ASSIGNMENT:
From the first line of the material through the line containing "[Kr] 4d5, high-spin", restate everything word for word and nothing more.

--- START ---

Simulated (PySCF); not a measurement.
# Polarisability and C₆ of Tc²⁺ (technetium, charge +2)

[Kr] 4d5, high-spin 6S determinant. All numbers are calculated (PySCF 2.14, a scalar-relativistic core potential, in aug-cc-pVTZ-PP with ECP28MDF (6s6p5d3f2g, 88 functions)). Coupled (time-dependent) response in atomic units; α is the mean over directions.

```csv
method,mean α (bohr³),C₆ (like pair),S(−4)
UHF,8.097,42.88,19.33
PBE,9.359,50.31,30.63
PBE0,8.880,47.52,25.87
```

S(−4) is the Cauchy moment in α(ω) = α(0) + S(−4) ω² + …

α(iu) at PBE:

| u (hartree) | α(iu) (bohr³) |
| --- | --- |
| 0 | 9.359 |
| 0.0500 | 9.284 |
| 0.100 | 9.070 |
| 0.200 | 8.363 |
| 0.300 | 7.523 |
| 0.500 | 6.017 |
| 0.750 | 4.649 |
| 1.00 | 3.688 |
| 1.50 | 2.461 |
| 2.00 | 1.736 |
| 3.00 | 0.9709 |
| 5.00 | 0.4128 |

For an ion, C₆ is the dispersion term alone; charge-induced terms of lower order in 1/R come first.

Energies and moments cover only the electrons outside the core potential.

--- END ---

TASK RESPONSE:
Simulated (PySCF); not a measurement.
# Polarisability and C₆ of Tc²⁺ (technetium, charge +2)

[Kr] 4d5, high-spin 6S determinant. All numbers are calculated (PySCF 2.14, a scalar-relativistic core potential, in aug-cc-pVTZ-PP with ECP28MDF (6s6p5d3f2g, 88 functions)). Coupled (time-dependent) response in atomic units; α is the mean over directions.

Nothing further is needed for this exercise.